+ + +
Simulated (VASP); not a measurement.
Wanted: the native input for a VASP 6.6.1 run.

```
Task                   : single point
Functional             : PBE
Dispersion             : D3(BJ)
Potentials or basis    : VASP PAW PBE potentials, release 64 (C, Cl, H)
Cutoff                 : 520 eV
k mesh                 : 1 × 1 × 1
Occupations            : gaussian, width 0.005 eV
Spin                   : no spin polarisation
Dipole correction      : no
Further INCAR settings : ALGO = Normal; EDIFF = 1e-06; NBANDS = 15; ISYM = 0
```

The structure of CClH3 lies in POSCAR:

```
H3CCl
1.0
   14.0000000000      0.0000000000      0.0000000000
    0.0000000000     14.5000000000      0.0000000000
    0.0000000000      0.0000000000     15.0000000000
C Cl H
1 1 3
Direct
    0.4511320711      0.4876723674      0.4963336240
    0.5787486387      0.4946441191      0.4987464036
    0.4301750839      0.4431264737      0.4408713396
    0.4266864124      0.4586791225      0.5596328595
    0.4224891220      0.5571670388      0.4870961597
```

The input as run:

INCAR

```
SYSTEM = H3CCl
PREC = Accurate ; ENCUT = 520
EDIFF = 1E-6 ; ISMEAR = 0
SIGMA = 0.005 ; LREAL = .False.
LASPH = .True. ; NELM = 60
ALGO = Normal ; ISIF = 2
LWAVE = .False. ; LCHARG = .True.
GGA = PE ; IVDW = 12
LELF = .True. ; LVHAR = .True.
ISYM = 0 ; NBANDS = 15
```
+ + +

Reproduce the entries above in full, precisely as written.

**Written solution:**
Simulated (VASP); not a measurement.
Wanted: the native input for a VASP 6.6.1 run.

```
Task                   : single point
Functional             : PBE
Dispersion             : D3(BJ)
Potentials or basis    : VASP PAW PBE potentials, release 64 (C, Cl, H)
Cutoff                 : 520 eV
k mesh                 : 1 × 1 × 1
Occupations            : gaussian, width 0.005 eV
Spin                   : no spin polarisation
Dipole correction      : no
Further INCAR settings : ALGO = Normal; EDIFF = 1e-06; NBANDS = 15; ISYM = 0
```

The structure of CClH3 lies in POSCAR:

```
H3CCl
1.0
   14.0000000000      0.0000000000      0.0000000000
    0.0000000000     14.5000000000      0.0000000000
    0.0000000000      0.0000000000     15.0000000000
C Cl H
1 1 3
Direct
    0.4511320711      0.4876723674      0.4963336240
    0.5787486387      0.4946441191      0.4987464036
    0.4301750839      0.4431264737      0.4408713396
    0.4266864124      0.4586791225      0.5596328595
    0.4224891220      0.5571670388      0.4870961597
```

The input as run:

INCAR

```
SYSTEM = H3CCl
PREC = Accurate ; ENCUT = 520
EDIFF = 1E-6 ; ISMEAR = 0
SIGMA = 0.005 ; LREAL = .False.
LASPH = .True. ; NELM = 60
ALGO = Normal ; ISIF = 2
LWAVE = .False. ; LCHARG = .True.
GGA = PE ; IVDW = 12
LELF = .True. ; LVHAR = .True.
ISYM = 0 ; NBANDS = 15
```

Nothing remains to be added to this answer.